* **Information shown**:
————

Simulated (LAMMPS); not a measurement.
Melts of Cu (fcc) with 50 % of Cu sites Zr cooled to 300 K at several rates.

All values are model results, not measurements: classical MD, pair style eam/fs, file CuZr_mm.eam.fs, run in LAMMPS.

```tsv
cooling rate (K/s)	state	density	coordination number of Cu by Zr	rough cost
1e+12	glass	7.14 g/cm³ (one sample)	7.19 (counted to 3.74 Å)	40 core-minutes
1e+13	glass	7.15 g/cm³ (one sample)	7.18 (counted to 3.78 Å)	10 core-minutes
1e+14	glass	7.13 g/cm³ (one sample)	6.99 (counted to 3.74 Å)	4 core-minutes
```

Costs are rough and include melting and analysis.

————

* **Assigned task**: Take the entries above and copy them out exactly.

* **Task response**:
Simulated (LAMMPS); not a measurement.
Melts of Cu (fcc) with 50 % of Cu sites Zr cooled to 300 K at several rates.

All values are model results, not measurements: classical MD, pair style eam/fs, file CuZr_mm.eam.fs, run in LAMMPS.

```tsv
cooling rate (K/s)	state	density	coordination number of Cu by Zr	rough cost
1e+12	glass	7.14 g/cm³ (one sample)	7.19 (counted to 3.74 Å)	40 core-minutes
1e+13	glass	7.15 g/cm³ (one sample)	7.18 (counted to 3.78 Å)	10 core-minutes
1e+14	glass	7.13 g/cm³ (one sample)	6.99 (counted to 3.74 Å)	4 core-minutes
```

Costs are rough and include melting and analysis.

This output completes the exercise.